Work order:
Repeat exactly the lines of the listing below, please, starting with the first and ending with the line containing "0.232) [TDDFT B3LYP/def2-SVPD]"; leave out the rest.

Data provided:
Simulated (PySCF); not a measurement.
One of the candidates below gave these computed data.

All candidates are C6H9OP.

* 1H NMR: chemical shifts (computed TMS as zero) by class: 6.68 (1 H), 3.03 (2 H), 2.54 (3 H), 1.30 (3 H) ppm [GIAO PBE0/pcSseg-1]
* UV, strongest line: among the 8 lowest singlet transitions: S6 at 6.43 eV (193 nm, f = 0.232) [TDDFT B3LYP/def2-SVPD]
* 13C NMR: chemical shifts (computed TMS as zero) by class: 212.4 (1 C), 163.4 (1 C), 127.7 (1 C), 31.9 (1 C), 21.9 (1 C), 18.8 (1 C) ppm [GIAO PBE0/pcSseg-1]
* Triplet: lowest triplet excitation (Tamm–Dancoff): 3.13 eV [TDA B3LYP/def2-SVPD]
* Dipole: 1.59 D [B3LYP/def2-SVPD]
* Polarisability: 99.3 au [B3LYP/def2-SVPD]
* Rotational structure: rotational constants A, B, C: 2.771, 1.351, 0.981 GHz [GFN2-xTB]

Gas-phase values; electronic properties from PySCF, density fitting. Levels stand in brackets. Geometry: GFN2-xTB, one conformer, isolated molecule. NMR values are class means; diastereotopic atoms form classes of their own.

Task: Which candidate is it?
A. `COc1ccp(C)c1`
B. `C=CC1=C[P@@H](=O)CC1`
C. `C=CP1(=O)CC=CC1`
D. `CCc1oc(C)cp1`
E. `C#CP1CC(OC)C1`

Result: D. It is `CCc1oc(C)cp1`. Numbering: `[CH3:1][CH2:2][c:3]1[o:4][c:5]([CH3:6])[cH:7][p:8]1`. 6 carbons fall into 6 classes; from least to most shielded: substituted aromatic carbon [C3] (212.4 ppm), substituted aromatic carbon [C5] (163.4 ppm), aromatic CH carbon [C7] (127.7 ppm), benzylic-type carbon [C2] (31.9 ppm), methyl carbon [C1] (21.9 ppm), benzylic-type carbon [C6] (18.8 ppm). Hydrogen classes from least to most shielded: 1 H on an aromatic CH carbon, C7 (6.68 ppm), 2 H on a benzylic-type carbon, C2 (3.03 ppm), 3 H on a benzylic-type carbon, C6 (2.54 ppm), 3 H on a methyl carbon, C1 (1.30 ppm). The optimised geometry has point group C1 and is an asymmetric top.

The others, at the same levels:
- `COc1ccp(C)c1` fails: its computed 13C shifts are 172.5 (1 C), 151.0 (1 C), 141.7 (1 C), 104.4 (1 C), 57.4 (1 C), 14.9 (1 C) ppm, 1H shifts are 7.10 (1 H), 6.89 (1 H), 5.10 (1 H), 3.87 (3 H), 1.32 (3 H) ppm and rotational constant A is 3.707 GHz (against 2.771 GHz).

Problem solution:
Simulated (PySCF); not a measurement.
One of the candidates below gave these computed data.

All candidates are C6H9OP.

* 1H NMR: chemical shifts (computed TMS as zero) by class: 6.68 (1 H), 3.03 (2 H), 2.54 (3 H), 1.30 (3 H) ppm [GIAO PBE0/pcSseg-1]
* UV, strongest line: among the 8 lowest singlet transitions: S6 at 6.43 eV (193 nm, f = 0.232) [TDDFT B3LYP/def2-SVPD]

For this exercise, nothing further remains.